+---+

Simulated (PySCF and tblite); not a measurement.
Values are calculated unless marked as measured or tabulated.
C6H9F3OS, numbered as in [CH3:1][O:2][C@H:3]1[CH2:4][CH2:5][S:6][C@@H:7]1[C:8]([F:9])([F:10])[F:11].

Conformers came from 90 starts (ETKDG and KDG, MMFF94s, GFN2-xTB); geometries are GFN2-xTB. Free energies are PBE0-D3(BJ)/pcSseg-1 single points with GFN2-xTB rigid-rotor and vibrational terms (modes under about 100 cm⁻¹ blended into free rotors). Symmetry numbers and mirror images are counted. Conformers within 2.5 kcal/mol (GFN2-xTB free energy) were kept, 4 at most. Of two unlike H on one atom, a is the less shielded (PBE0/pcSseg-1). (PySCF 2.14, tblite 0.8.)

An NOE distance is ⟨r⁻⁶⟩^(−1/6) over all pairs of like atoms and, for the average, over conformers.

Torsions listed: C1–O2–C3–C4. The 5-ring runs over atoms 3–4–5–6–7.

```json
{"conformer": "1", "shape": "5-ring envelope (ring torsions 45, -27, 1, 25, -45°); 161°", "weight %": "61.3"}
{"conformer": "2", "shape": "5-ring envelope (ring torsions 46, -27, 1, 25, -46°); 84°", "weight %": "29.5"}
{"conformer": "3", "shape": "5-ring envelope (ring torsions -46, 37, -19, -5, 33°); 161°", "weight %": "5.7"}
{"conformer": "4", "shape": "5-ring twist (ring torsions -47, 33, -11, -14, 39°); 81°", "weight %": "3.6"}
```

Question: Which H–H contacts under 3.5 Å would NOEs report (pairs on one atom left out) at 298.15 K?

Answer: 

+---+

Work order: In the data above, find the line that contains "Question: Which H–H", then reproduce exactly every line from the first line through that line.

Task response:
Simulated (PySCF and tblite); not a measurement.
Values are calculated unless marked as measured or tabulated.
C6H9F3OS, numbered as in [CH3:1][O:2][C@H:3]1[CH2:4][CH2:5][S:6][C@@H:7]1[C:8]([F:9])([F:10])[F:11].

Conformers came from 90 starts (ETKDG and KDG, MMFF94s, GFN2-xTB); geometries are GFN2-xTB. Free energies are PBE0-D3(BJ)/pcSseg-1 single points with GFN2-xTB rigid-rotor and vibrational terms (modes under about 100 cm⁻¹ blended into free rotors). Symmetry numbers and mirror images are counted. Conformers within 2.5 kcal/mol (GFN2-xTB free energy) were kept, 4 at most. Of two unlike H on one atom, a is the less shielded (PBE0/pcSseg-1). (PySCF 2.14, tblite 0.8.)

An NOE distance is ⟨r⁻⁶⟩^(−1/6) over all pairs of like atoms and, for the average, over conformers.

Torsions listed: C1–O2–C3–C4. The 5-ring runs over atoms 3–4–5–6–7.

```json
{"conformer": "1", "shape": "5-ring envelope (ring torsions 45, -27, 1, 25, -45°); 161°", "weight %": "61.3"}
{"conformer": "2", "shape": "5-ring envelope (ring torsions 46, -27, 1, 25, -46°); 84°", "weight %": "29.5"}
{"conformer": "3", "shape": "5-ring envelope (ring torsions -46, 37, -19, -5, 33°); 161°", "weight %": "5.7"}
{"conformer": "4", "shape": "5-ring twist (ring torsions -47, 33, -11, -14, 39°); 81°", "weight %": "3.6"}
```

Question: Which H–H contacts under 3.5 Å would NOEs report (pairs on one atom left out) at 298.15 K?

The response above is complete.